*-*-*
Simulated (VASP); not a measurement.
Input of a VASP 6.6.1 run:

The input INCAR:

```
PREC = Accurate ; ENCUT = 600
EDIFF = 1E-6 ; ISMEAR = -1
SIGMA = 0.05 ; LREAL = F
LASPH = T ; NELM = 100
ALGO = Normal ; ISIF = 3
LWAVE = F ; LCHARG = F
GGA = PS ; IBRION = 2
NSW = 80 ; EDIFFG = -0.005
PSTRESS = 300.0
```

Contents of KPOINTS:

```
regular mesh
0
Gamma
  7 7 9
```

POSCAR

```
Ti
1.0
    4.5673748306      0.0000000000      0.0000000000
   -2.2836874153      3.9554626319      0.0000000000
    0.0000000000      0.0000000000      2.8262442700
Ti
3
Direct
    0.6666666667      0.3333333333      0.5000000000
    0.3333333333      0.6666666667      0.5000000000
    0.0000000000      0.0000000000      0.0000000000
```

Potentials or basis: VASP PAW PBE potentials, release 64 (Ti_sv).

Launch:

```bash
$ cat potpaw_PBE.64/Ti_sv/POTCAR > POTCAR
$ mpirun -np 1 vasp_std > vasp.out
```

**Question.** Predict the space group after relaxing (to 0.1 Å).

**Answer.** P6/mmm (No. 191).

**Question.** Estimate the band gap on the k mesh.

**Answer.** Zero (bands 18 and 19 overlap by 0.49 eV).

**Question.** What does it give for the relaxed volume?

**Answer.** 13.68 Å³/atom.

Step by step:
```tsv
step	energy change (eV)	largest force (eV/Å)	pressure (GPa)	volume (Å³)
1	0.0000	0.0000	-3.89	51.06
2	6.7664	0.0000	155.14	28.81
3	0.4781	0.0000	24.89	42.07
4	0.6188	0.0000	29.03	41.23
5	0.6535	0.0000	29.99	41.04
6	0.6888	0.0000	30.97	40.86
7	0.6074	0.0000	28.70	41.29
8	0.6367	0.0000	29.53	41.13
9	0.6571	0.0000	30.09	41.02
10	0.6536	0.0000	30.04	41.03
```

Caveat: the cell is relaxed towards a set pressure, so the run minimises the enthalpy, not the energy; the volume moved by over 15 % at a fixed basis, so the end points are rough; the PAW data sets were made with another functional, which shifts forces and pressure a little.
*-*-*

Task item: Set down the lines of the records exactly, from the first one through the line containing "the relaxed volume?", and add nothing else.

Response:
Simulated (VASP); not a measurement.
Input of a VASP 6.6.1 run:

The input INCAR:

```
PREC = Accurate ; ENCUT = 600
EDIFF = 1E-6 ; ISMEAR = -1
SIGMA = 0.05 ; LREAL = F
LASPH = T ; NELM = 100
ALGO = Normal ; ISIF = 3
LWAVE = F ; LCHARG = F
GGA = PS ; IBRION = 2
NSW = 80 ; EDIFFG = -0.005
PSTRESS = 300.0
```

Contents of KPOINTS:

```
regular mesh
0
Gamma
  7 7 9
```

POSCAR

```
Ti
1.0
    4.5673748306      0.0000000000      0.0000000000
   -2.2836874153      3.9554626319      0.0000000000
    0.0000000000      0.0000000000      2.8262442700
Ti
3
Direct
    0.6666666667      0.3333333333      0.5000000000
    0.3333333333      0.6666666667      0.5000000000
    0.0000000000      0.0000000000      0.0000000000
```

Potentials or basis: VASP PAW PBE potentials, release 64 (Ti_sv).

Launch:

```bash
$ cat potpaw_PBE.64/Ti_sv/POTCAR > POTCAR
$ mpirun -np 1 vasp_std > vasp.out
```

**Question.** Predict the space group after relaxing (to 0.1 Å).

**Answer.** P6/mmm (No. 191).

**Question.** Estimate the band gap on the k mesh.

**Answer.** Zero (bands 18 and 19 overlap by 0.49 eV).

**Question.** What does it give for the relaxed volume?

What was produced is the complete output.